**** Record extracts

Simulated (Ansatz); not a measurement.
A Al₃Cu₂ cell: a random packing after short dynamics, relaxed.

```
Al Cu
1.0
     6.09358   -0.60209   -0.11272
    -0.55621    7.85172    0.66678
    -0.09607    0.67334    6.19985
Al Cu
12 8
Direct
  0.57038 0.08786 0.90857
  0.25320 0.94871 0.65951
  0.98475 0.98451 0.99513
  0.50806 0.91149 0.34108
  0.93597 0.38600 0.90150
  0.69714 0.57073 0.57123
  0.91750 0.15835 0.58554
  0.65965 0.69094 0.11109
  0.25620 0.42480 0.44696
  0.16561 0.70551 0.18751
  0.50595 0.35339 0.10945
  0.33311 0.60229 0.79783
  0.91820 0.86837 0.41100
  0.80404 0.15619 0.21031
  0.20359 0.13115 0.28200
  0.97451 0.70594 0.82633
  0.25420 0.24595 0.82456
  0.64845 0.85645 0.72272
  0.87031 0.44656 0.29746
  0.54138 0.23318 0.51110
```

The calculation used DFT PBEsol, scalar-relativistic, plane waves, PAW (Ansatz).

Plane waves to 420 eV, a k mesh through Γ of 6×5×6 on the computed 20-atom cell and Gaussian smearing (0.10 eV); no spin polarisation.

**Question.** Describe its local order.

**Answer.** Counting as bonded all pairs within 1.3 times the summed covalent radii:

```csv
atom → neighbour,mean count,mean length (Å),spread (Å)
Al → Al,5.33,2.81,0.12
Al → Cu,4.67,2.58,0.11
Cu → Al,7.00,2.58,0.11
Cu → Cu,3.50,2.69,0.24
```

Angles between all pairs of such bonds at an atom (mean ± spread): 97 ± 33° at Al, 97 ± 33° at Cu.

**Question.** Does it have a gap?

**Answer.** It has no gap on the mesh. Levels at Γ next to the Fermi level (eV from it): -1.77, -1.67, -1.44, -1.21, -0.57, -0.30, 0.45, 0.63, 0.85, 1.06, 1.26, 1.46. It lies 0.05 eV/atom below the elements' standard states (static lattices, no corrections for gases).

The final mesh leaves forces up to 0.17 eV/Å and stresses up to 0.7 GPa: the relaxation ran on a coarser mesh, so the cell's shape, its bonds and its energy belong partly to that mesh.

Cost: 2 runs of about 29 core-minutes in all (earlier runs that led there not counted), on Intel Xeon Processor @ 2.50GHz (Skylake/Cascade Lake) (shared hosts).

********

The lines from the beginning of the records through the line containing "The calculation used" should be reproduced exactly. Include nothing else.

### Response box
Simulated (Ansatz); not a measurement.
A Al₃Cu₂ cell: a random packing after short dynamics, relaxed.

```
Al Cu
1.0
     6.09358   -0.60209   -0.11272
    -0.55621    7.85172    0.66678
    -0.09607    0.67334    6.19985
Al Cu
12 8
Direct
  0.57038 0.08786 0.90857
  0.25320 0.94871 0.65951
  0.98475 0.98451 0.99513
  0.50806 0.91149 0.34108
  0.93597 0.38600 0.90150
  0.69714 0.57073 0.57123
  0.91750 0.15835 0.58554
  0.65965 0.69094 0.11109
  0.25620 0.42480 0.44696
  0.16561 0.70551 0.18751
  0.50595 0.35339 0.10945
  0.33311 0.60229 0.79783
  0.91820 0.86837 0.41100
  0.80404 0.15619 0.21031
  0.20359 0.13115 0.28200
  0.97451 0.70594 0.82633
  0.25420 0.24595 0.82456
  0.64845 0.85645 0.72272
  0.87031 0.44656 0.29746
  0.54138 0.23318 0.51110
```

The calculation used DFT PBEsol, scalar-relativistic, plane waves, PAW (Ansatz).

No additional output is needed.